(Extracted information begins)
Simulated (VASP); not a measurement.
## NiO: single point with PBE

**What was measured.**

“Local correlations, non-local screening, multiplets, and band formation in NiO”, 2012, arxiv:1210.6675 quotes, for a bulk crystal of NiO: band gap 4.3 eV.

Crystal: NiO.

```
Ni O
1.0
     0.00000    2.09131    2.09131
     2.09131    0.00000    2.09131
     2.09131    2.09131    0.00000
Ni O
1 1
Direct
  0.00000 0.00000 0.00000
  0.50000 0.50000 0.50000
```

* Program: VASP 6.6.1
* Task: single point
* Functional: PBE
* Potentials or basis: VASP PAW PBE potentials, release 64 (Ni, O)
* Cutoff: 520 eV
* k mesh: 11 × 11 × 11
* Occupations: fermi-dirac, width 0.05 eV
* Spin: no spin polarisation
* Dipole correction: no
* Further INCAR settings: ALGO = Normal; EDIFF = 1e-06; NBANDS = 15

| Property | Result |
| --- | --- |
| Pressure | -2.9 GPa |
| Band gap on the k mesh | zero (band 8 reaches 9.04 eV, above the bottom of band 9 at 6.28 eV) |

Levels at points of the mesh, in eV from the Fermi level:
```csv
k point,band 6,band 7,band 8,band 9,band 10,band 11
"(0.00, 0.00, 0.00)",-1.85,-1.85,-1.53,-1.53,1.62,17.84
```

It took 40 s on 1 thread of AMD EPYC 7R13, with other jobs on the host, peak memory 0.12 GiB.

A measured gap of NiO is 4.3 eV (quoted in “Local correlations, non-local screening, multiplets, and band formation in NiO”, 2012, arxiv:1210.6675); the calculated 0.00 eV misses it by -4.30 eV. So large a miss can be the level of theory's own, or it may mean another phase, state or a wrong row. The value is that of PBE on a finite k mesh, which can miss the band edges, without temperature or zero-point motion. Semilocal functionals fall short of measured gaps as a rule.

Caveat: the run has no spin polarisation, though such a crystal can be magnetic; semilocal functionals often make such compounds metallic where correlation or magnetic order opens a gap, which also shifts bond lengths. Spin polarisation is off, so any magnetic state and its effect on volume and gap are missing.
(Extracted information ends)

» **Work request**:
In the entries above, find the line with "Dipole correction: no" and the line with "It took 40 s", then restate word for word both of them and every line between, with nothing more.

» **Answer box**:
* Dipole correction: no
* Further INCAR settings: ALGO = Normal; EDIFF = 1e-06; NBANDS = 15

| Property | Result |
| --- | --- |
| Pressure | -2.9 GPa |
| Band gap on the k mesh | zero (band 8 reaches 9.04 eV, above the bottom of band 9 at 6.28 eV) |

Levels at points of the mesh, in eV from the Fermi level:
```csv
k point,band 6,band 7,band 8,band 9,band 10,band 11
"(0.00, 0.00, 0.00)",-1.85,-1.85,-1.53,-1.53,1.62,17.84
```

It took 40 s on 1 thread of AMD EPYC 7R13, with other jobs on the host, peak memory 0.12 GiB.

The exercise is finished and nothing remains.